DATASET CONTENT START

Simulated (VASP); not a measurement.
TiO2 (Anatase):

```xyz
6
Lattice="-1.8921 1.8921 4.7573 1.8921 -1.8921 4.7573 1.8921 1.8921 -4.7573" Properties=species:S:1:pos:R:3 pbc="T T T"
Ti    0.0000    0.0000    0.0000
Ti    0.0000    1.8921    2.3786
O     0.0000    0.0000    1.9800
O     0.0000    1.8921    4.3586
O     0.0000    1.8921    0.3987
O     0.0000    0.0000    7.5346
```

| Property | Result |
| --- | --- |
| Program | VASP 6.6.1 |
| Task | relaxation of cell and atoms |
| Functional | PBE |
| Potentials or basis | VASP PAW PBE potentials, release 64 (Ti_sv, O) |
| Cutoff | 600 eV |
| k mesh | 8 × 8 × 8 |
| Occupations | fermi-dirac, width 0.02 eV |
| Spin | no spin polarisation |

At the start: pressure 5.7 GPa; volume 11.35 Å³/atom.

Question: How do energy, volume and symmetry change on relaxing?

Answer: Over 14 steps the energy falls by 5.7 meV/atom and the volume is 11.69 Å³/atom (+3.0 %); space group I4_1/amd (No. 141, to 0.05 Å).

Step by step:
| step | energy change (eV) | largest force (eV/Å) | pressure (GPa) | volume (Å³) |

DATASET CONTENT END

Every line of the material is to be transcribed exactly.

TASK OUTPUT:
Simulated (VASP); not a measurement.
TiO2 (Anatase):

```xyz
6
Lattice="-1.8921 1.8921 4.7573 1.8921 -1.8921 4.7573 1.8921 1.8921 -4.7573" Properties=species:S:1:pos:R:3 pbc="T T T"
Ti    0.0000    0.0000    0.0000
Ti    0.0000    1.8921    2.3786
O     0.0000    0.0000    1.9800
O     0.0000    1.8921    4.3586
O     0.0000    1.8921    0.3987
O     0.0000    0.0000    7.5346
```

| Property | Result |
| --- | --- |
| Program | VASP 6.6.1 |
| Task | relaxation of cell and atoms |
| Functional | PBE |
| Potentials or basis | VASP PAW PBE potentials, release 64 (Ti_sv, O) |
| Cutoff | 600 eV |
| k mesh | 8 × 8 × 8 |
| Occupations | fermi-dirac, width 0.02 eV |
| Spin | no spin polarisation |

At the start: pressure 5.7 GPa; volume 11.35 Å³/atom.

Question: How do energy, volume and symmetry change on relaxing?

Answer: Over 14 steps the energy falls by 5.7 meV/atom and the volume is 11.69 Å³/atom (+3.0 %); space group I4_1/amd (No. 141, to 0.05 Å).

Step by step:
| step | energy change (eV) | largest force (eV/Å) | pressure (GPa) | volume (Å³) |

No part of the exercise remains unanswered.